■ Data to examine ■
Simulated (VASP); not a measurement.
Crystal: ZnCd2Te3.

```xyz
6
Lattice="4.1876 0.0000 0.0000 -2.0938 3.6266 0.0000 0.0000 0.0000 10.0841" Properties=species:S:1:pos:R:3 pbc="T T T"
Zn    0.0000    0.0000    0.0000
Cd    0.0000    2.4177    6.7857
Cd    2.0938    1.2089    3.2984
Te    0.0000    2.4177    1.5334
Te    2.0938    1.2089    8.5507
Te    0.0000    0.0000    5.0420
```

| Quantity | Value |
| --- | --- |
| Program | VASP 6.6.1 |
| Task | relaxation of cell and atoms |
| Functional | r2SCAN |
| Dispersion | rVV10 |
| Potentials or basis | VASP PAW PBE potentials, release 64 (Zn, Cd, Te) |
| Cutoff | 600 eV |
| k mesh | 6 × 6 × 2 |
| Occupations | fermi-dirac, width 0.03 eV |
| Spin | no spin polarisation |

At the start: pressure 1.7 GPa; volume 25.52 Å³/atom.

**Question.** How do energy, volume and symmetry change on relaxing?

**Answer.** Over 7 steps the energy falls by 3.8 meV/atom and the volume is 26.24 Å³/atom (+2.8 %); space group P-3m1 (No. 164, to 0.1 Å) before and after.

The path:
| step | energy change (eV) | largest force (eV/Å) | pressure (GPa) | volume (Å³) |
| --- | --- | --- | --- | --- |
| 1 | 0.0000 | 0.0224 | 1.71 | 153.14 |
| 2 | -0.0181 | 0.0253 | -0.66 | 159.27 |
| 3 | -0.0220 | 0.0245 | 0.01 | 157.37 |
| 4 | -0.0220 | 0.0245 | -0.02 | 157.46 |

■ Work instruction ■
Word for word, write out all the lines shown above.

■ Written answer ■
Simulated (VASP); not a measurement.
Crystal: ZnCd2Te3.

```xyz
6
Lattice="4.1876 0.0000 0.0000 -2.0938 3.6266 0.0000 0.0000 0.0000 10.0841" Properties=species:S:1:pos:R:3 pbc="T T T"
Zn    0.0000    0.0000    0.0000
Cd    0.0000    2.4177    6.7857
Cd    2.0938    1.2089    3.2984
Te    0.0000    2.4177    1.5334
Te    2.0938    1.2089    8.5507
Te    0.0000    0.0000    5.0420
```

| Quantity | Value |
| --- | --- |
| Program | VASP 6.6.1 |
| Task | relaxation of cell and atoms |
| Functional | r2SCAN |
| Dispersion | rVV10 |
| Potentials or basis | VASP PAW PBE potentials, release 64 (Zn, Cd, Te) |
| Cutoff | 600 eV |
| k mesh | 6 × 6 × 2 |
| Occupations | fermi-dirac, width 0.03 eV |
| Spin | no spin polarisation |

At the start: pressure 1.7 GPa; volume 25.52 Å³/atom.

**Question.** How do energy, volume and symmetry change on relaxing?

**Answer.** Over 7 steps the energy falls by 3.8 meV/atom and the volume is 26.24 Å³/atom (+2.8 %); space group P-3m1 (No. 164, to 0.1 Å) before and after.

The path:
| step | energy change (eV) | largest force (eV/Å) | pressure (GPa) | volume (Å³) |
| --- | --- | --- | --- | --- |
| 1 | 0.0000 | 0.0224 | 1.71 | 153.14 |
| 2 | -0.0181 | 0.0253 | -0.66 | 159.27 |
| 3 | -0.0220 | 0.0245 | 0.01 | 157.37 |
| 4 | -0.0220 | 0.0245 | -0.02 | 157.46 |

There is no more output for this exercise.